#### Material shown
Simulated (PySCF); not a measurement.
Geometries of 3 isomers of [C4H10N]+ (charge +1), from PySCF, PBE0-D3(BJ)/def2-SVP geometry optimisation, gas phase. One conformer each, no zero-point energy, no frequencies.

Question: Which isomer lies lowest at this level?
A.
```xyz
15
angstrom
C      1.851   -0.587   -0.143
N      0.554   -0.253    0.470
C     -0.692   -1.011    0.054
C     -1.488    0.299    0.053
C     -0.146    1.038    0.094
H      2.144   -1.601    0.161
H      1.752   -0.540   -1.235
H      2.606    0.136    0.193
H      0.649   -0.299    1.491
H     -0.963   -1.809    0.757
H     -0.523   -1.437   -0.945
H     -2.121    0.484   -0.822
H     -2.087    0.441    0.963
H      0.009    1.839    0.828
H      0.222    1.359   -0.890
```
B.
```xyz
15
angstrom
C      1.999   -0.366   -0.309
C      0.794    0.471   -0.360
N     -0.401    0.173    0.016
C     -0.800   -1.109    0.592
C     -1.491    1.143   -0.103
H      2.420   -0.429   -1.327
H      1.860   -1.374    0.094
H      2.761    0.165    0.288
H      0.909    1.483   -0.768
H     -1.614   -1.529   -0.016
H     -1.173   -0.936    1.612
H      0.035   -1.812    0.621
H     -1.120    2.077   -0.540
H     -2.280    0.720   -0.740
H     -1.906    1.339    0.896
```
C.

#### Task item
Give back each line of the material above exactly as it appears.

#### Your solution
Simulated (PySCF); not a measurement.
Geometries of 3 isomers of [C4H10N]+ (charge +1), from PySCF, PBE0-D3(BJ)/def2-SVP geometry optimisation, gas phase. One conformer each, no zero-point energy, no frequencies.

Question: Which isomer lies lowest at this level?
A.
```xyz
15
angstrom
C      1.851   -0.587   -0.143
N      0.554   -0.253    0.470
C     -0.692   -1.011    0.054
C     -1.488    0.299    0.053
C     -0.146    1.038    0.094
H      2.144   -1.601    0.161
H      1.752   -0.540   -1.235
H      2.606    0.136    0.193
H      0.649   -0.299    1.491
H     -0.963   -1.809    0.757
H     -0.523   -1.437   -0.945
H     -2.121    0.484   -0.822
H     -2.087    0.441    0.963
H      0.009    1.839    0.828
H      0.222    1.359   -0.890
```
B.
```xyz
15
angstrom
C      1.999   -0.366   -0.309
C      0.794    0.471   -0.360
N     -0.401    0.173    0.016
C     -0.800   -1.109    0.592
C     -1.491    1.143   -0.103
H      2.420   -0.429   -1.327
H      1.860   -1.374    0.094
H      2.761    0.165    0.288
H      0.909    1.483   -0.768
H     -1.614   -1.529   -0.016
H     -1.173   -0.936    1.612
H      0.035   -1.812    0.621
H     -1.120    2.077   -0.540
H     -2.280    0.720   -0.740
H     -1.906    1.339    0.896
```
C.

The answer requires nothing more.